Required action: A stretch of the entries below is to be set down exactly, running from the line with "Result: 145 irreducible" through the line with "Task: About how", both included, and no other line.

Exercise data:
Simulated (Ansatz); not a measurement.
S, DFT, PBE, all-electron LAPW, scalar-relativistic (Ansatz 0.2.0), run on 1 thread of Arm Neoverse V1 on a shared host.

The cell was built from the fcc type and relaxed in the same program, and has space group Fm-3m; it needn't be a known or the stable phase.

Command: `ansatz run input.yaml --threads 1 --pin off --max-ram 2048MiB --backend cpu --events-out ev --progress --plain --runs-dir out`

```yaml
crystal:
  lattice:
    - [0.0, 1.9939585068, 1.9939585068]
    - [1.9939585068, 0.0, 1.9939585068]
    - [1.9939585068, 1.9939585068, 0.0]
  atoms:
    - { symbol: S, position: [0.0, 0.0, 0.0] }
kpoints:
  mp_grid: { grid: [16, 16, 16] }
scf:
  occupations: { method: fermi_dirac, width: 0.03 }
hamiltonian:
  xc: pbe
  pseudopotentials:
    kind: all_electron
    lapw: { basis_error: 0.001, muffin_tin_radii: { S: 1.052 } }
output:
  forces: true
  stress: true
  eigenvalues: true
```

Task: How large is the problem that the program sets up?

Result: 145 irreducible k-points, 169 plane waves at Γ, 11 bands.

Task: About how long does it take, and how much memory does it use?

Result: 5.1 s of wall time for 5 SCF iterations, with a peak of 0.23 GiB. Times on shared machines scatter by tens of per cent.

Expected answer:
Result: 145 irreducible k-points, 169 plane waves at Γ, 11 bands.

Task: About how long does it take, and how much memory does it use?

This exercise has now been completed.